Exact reproduction required: the lines below from the line with "of Pr XXI**" to the line with "Calculated by configuration", both ends included, and no others.

DATA TO EXAMINE Block Start
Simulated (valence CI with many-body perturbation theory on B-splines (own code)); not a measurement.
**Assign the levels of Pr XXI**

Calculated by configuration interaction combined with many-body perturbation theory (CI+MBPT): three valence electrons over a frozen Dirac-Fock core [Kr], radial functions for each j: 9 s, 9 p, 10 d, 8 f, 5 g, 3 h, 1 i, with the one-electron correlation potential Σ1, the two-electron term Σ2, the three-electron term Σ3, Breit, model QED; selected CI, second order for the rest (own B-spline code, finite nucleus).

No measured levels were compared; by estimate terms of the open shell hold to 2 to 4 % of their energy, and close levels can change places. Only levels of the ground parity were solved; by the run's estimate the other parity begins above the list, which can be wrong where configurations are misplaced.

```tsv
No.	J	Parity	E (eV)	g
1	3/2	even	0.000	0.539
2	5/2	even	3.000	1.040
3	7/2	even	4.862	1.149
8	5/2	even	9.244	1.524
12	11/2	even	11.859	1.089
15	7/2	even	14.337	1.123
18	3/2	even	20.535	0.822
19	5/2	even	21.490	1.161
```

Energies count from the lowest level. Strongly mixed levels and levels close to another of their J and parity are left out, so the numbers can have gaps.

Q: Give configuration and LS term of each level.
DATA TO EXAMINE Block End

● **ANSWER BOX**:
**Assign the levels of Pr XXI**

Calculated by configuration interaction combined with many-body perturbation theory (CI+MBPT): three valence electrons over a frozen Dirac-Fock core [Kr], radial functions for each j: 9 s, 9 p, 10 d, 8 f, 5 g, 3 h, 1 i, with the one-electron correlation potential Σ1, the two-electron term Σ2, the three-electron term Σ3, Breit, model QED; selected CI, second order for the rest (own B-spline code, finite nucleus).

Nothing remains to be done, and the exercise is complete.